Work order –
Below is a listing; repeat exactly the lines from the one containing "(1) the cluster" to the one containing "(2) 4 × Si–Si", both included.

Information supplied –
=== Begin Enclosure ===

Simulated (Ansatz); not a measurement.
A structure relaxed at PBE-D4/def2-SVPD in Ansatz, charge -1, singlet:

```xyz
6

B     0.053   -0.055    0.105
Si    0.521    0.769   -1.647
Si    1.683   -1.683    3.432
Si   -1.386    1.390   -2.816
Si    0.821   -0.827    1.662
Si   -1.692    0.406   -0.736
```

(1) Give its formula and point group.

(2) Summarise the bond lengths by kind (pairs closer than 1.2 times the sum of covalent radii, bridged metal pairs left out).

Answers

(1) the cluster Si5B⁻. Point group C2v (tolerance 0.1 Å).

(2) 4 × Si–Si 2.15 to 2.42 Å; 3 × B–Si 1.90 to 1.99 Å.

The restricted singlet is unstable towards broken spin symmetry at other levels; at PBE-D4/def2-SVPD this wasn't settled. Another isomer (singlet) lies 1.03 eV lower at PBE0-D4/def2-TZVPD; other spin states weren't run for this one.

=== End Enclosure ===

Response box –
(1) the cluster Si5B⁻. Point group C2v (tolerance 0.1 Å).

(2) 4 × Si–Si 2.15 to 2.42 Å; 3 × B–Si 1.90 to 1.99 Å.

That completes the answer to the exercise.